(DATA TO EXAMINE):
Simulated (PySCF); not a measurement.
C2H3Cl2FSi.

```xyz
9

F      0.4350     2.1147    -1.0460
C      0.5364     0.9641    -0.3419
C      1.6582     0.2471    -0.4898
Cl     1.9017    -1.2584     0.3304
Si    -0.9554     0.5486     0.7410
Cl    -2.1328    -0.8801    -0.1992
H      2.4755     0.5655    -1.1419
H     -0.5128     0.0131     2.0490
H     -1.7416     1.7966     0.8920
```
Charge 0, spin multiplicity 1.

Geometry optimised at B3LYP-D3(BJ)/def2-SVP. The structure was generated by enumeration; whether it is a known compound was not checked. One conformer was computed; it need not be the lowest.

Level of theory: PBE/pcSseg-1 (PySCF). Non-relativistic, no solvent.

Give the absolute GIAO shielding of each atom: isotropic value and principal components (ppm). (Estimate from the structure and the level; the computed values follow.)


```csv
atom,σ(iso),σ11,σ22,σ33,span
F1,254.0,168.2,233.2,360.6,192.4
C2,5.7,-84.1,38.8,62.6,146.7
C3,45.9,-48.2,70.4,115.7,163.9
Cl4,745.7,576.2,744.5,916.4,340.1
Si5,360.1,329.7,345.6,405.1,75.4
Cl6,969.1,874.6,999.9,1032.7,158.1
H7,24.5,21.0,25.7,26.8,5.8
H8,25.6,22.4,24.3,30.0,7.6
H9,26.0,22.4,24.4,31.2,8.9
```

(WORK INSTRUCTION): Emit, unaltered, the lines from the top of the listing down through the line that holds "Charge 0, spin multiplicity 1."; emit nothing else.

(REPLY):
Simulated (PySCF); not a measurement.
C2H3Cl2FSi.

```xyz
9

F      0.4350     2.1147    -1.0460
C      0.5364     0.9641    -0.3419
C      1.6582     0.2471    -0.4898
Cl     1.9017    -1.2584     0.3304
Si    -0.9554     0.5486     0.7410
Cl    -2.1328    -0.8801    -0.1992
H      2.4755     0.5655    -1.1419
H     -0.5128     0.0131     2.0490
H     -1.7416     1.7966     0.8920
```
Charge 0, spin multiplicity 1.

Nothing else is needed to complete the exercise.